Only one stretch of the data is wanted: the line containing "Solution. V₀ = 23.14", the line containing "This is a known", and every line between them, copied exactly.

----------------
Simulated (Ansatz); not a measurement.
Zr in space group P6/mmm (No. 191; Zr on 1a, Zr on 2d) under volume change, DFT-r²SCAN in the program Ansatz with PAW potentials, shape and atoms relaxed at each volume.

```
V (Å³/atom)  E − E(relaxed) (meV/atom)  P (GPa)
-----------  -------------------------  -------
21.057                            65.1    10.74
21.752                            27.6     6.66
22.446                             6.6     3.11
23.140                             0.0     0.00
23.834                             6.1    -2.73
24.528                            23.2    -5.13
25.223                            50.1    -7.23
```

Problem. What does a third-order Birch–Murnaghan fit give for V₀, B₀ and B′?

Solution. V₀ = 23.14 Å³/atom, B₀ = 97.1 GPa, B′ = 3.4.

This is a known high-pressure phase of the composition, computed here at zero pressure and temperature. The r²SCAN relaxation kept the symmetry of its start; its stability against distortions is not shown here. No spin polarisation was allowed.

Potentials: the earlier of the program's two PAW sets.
----------------

**Exercise output**
Solution. V₀ = 23.14 Å³/atom, B₀ = 97.1 GPa, B′ = 3.4.

This is a known high-pressure phase of the composition, computed here at zero pressure and temperature. The r²SCAN relaxation kept the symmetry of its start; its stability against distortions is not shown here. No spin polarisation was allowed.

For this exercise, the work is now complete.